REQUIRED ACTION:
Retype the listing exactly, so that the copy matches it line for line.

DATASET RECORDS:
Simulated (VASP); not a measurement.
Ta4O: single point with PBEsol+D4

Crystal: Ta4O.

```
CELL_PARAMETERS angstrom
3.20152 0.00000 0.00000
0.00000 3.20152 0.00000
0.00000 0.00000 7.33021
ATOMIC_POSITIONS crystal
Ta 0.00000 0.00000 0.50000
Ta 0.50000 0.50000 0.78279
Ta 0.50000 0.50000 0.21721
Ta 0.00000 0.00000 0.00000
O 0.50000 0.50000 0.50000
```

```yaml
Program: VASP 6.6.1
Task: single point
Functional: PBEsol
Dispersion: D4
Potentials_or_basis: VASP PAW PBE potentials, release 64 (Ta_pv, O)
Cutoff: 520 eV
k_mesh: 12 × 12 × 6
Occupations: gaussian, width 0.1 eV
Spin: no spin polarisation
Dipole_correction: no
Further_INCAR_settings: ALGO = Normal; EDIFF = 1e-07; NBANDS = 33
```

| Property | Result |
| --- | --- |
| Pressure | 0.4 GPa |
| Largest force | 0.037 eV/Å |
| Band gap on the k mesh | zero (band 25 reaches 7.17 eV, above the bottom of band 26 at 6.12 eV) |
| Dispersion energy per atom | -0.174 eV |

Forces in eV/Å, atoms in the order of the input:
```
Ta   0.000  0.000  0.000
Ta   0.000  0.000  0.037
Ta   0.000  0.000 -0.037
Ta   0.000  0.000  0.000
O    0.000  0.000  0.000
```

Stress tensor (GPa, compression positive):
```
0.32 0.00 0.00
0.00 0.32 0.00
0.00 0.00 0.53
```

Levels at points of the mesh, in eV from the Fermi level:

WORKED SOLUTION:
Simulated (VASP); not a measurement.
Ta4O: single point with PBEsol+D4

Crystal: Ta4O.

```
CELL_PARAMETERS angstrom
3.20152 0.00000 0.00000
0.00000 3.20152 0.00000
0.00000 0.00000 7.33021
ATOMIC_POSITIONS crystal
Ta 0.00000 0.00000 0.50000
Ta 0.50000 0.50000 0.78279
Ta 0.50000 0.50000 0.21721
Ta 0.00000 0.00000 0.00000
O 0.50000 0.50000 0.50000
```

```yaml
Program: VASP 6.6.1
Task: single point
Functional: PBEsol
Dispersion: D4
Potentials_or_basis: VASP PAW PBE potentials, release 64 (Ta_pv, O)
Cutoff: 520 eV
k_mesh: 12 × 12 × 6
Occupations: gaussian, width 0.1 eV
Spin: no spin polarisation
Dipole_correction: no
Further_INCAR_settings: ALGO = Normal; EDIFF = 1e-07; NBANDS = 33
```

| Property | Result |
| --- | --- |
| Pressure | 0.4 GPa |
| Largest force | 0.037 eV/Å |
| Band gap on the k mesh | zero (band 25 reaches 7.17 eV, above the bottom of band 26 at 6.12 eV) |
| Dispersion energy per atom | -0.174 eV |

Forces in eV/Å, atoms in the order of the input:
```
Ta   0.000  0.000  0.000
Ta   0.000  0.000  0.037
Ta   0.000  0.000 -0.037
Ta   0.000  0.000  0.000
O    0.000  0.000  0.000
```

Stress tensor (GPa, compression positive):
```
0.32 0.00 0.00
0.00 0.32 0.00
0.00 0.00 0.53
```

Levels at points of the mesh, in eV from the Fermi level:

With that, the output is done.